=== DATA EXTRACT ===
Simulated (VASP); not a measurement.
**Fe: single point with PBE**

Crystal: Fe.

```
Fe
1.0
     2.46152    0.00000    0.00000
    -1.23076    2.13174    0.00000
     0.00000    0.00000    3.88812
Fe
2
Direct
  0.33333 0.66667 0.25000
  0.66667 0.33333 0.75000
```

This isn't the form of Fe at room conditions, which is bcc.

=== WORK ITEM ===
Every line in the material must be retyped exactly, with none omitted.

=== ANSWER BOX ===
Simulated (VASP); not a measurement.
**Fe: single point with PBE**

Crystal: Fe.

```
Fe
1.0
     2.46152    0.00000    0.00000
    -1.23076    2.13174    0.00000
     0.00000    0.00000    3.88812
Fe
2
Direct
  0.33333 0.66667 0.25000
  0.66667 0.33333 0.75000
```

This isn't the form of Fe at room conditions, which is bcc.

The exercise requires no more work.